(Work item):
After finding the line with "Species, as SMILES: [GeH2]" in the entries below, retype exactly each line from there through the line with "Atoms: Ge1, H2, H3. Bonds: Ge1-H2, Ge1-H3.", including that final line.

****
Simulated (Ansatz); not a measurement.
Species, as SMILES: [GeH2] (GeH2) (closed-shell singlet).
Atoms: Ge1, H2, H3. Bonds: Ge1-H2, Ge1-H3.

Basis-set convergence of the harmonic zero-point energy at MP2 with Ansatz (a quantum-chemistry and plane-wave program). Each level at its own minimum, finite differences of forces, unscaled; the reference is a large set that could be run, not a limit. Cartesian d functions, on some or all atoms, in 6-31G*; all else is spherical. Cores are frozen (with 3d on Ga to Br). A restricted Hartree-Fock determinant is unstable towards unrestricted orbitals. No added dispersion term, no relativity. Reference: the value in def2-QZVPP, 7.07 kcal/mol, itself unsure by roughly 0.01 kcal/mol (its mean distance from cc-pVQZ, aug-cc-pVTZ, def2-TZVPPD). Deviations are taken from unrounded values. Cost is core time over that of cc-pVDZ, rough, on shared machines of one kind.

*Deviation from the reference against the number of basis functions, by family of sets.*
****

(Written solution):
Species, as SMILES: [GeH2] (GeH2) (closed-shell singlet).
Atoms: Ge1, H2, H3. Bonds: Ge1-H2, Ge1-H3.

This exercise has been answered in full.